________________________
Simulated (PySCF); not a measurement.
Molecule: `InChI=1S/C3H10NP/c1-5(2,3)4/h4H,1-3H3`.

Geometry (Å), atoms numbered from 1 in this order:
________________________

• ASSIGNED TASK
Pull out each record as written and restate it exactly.

• ANSWER AREA
Simulated (PySCF); not a measurement.
Molecule: `InChI=1S/C3H10NP/c1-5(2,3)4/h4H,1-3H3`.

Geometry (Å), atoms numbered from 1 in this order:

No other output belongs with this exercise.